◇ ◇ ◇ ◇
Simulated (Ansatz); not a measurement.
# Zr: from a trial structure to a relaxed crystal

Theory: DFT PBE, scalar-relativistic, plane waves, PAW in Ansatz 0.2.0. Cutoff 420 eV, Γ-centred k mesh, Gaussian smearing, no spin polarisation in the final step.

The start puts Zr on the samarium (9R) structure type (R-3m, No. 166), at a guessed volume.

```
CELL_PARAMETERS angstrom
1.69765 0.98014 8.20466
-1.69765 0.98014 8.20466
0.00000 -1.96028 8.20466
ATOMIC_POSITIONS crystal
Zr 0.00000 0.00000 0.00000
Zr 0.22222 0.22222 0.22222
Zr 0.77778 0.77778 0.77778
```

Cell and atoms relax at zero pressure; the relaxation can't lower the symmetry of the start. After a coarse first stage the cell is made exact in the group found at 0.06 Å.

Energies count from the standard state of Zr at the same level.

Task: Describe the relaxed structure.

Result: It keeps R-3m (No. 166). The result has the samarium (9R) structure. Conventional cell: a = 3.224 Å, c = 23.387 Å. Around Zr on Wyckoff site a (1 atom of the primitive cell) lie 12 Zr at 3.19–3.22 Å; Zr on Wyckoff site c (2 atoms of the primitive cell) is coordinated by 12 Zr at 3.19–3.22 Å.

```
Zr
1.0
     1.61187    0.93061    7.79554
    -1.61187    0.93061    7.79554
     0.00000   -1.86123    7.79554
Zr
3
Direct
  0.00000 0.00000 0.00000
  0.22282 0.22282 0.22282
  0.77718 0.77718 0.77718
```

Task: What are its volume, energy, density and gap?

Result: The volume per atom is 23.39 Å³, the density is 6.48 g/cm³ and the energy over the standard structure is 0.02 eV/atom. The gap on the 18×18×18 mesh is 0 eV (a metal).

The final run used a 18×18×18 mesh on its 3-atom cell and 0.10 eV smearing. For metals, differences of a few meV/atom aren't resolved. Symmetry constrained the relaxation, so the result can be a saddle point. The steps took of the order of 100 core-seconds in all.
◇ ◇ ◇ ◇

◆ **Activity**
Repeat exactly the lines from the first line of the records above through the line containing "Theory: DFT PBE, scalar-relativistic, plane", both included, and nothing else.

◆ **Reply**
Simulated (Ansatz); not a measurement.
# Zr: from a trial structure to a relaxed crystal

Theory: DFT PBE, scalar-relativistic, plane waves, PAW in Ansatz 0.2.0. Cutoff 420 eV, Γ-centred k mesh, Gaussian smearing, no spin polarisation in the final step.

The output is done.